● **MATERIAL SUPPLIED**
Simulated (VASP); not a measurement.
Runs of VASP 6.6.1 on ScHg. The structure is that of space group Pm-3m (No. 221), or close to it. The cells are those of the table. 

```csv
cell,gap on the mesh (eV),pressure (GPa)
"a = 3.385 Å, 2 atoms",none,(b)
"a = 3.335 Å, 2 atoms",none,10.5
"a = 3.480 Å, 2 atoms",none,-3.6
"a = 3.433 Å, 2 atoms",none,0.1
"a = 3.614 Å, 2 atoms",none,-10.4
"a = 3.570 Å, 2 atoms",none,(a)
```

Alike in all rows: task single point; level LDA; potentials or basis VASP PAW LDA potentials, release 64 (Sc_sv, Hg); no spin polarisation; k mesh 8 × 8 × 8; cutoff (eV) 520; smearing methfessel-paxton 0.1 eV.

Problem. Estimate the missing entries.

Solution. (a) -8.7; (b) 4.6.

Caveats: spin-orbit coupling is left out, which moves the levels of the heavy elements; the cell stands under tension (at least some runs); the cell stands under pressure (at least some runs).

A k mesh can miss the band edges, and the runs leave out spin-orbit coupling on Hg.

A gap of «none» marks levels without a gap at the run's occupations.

● **ASSIGNED TASK**
Exact reproduction of the lines from the top of the material through the line where "A k mesh can" appears is required, both boundary lines included, with no other output.

● **EXERCISE ANSWER**
Simulated (VASP); not a measurement.
Runs of VASP 6.6.1 on ScHg. The structure is that of space group Pm-3m (No. 221), or close to it. The cells are those of the table. 

```csv
cell,gap on the mesh (eV),pressure (GPa)
"a = 3.385 Å, 2 atoms",none,(b)
"a = 3.335 Å, 2 atoms",none,10.5
"a = 3.480 Å, 2 atoms",none,-3.6
"a = 3.433 Å, 2 atoms",none,0.1
"a = 3.614 Å, 2 atoms",none,-10.4
"a = 3.570 Å, 2 atoms",none,(a)
```

Alike in all rows: task single point; level LDA; potentials or basis VASP PAW LDA potentials, release 64 (Sc_sv, Hg); no spin polarisation; k mesh 8 × 8 × 8; cutoff (eV) 520; smearing methfessel-paxton 0.1 eV.

Problem. Estimate the missing entries.

Solution. (a) -8.7; (b) 4.6.

Caveats: spin-orbit coupling is left out, which moves the levels of the heavy elements; the cell stands under tension (at least some runs); the cell stands under pressure (at least some runs).

A k mesh can miss the band edges, and the runs leave out spin-orbit coupling on Hg.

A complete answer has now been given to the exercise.